• **Work request**: Write out exactly the lines below that run from the one containing "(2) Predict the pressure." through the one containing "(2) 43.3 GPa.", both included, with no other lines.

------------------------------------------------
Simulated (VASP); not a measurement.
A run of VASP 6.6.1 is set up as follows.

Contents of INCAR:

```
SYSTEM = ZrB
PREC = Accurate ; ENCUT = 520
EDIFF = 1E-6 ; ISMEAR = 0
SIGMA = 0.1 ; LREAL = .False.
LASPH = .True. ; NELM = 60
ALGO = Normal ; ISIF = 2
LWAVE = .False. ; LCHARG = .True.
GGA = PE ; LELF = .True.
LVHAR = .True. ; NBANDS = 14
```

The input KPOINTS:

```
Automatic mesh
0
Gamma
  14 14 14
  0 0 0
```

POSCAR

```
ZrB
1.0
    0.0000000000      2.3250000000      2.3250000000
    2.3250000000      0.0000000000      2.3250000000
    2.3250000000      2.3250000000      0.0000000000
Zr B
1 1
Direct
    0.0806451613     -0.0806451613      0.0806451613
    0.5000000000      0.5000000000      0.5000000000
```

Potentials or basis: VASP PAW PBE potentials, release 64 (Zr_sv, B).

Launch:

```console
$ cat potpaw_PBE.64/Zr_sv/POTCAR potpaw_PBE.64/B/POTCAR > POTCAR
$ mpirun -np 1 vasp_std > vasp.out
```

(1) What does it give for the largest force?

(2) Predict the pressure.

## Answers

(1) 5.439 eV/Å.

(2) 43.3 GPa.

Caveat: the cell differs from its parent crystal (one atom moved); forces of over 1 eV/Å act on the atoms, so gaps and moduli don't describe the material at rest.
------------------------------------------------

• **Written response**:
(2) Predict the pressure.

## Answers

(1) 5.439 eV/Å.

(2) 43.3 GPa.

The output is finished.